Requirement :: Nothing should be dropped or changed: copy every line of the listing.

Record extracts ::
══════

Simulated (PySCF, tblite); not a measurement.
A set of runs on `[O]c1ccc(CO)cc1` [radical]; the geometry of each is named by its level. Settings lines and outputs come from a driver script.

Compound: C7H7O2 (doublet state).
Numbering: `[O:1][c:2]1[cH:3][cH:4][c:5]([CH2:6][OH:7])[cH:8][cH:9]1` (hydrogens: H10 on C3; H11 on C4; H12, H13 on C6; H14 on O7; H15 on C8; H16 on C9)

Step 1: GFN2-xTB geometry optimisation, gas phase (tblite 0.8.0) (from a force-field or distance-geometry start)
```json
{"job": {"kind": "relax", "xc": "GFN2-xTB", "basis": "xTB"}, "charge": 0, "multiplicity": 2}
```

══════

Written answer ::
Simulated (PySCF, tblite); not a measurement.
A set of runs on `[O]c1ccc(CO)cc1` [radical]; the geometry of each is named by its level. Settings lines and outputs come from a driver script.

Compound: C7H7O2 (doublet state).
Numbering: `[O:1][c:2]1[cH:3][cH:4][c:5]([CH2:6][OH:7])[cH:8][cH:9]1` (hydrogens: H10 on C3; H11 on C4; H12, H13 on C6; H14 on O7; H15 on C8; H16 on C9)

Step 1: GFN2-xTB geometry optimisation, gas phase (tblite 0.8.0) (from a force-field or distance-geometry start)
```json
{"job": {"kind": "relax", "xc": "GFN2-xTB", "basis": "xTB"}, "charge": 0, "multiplicity": 2}
```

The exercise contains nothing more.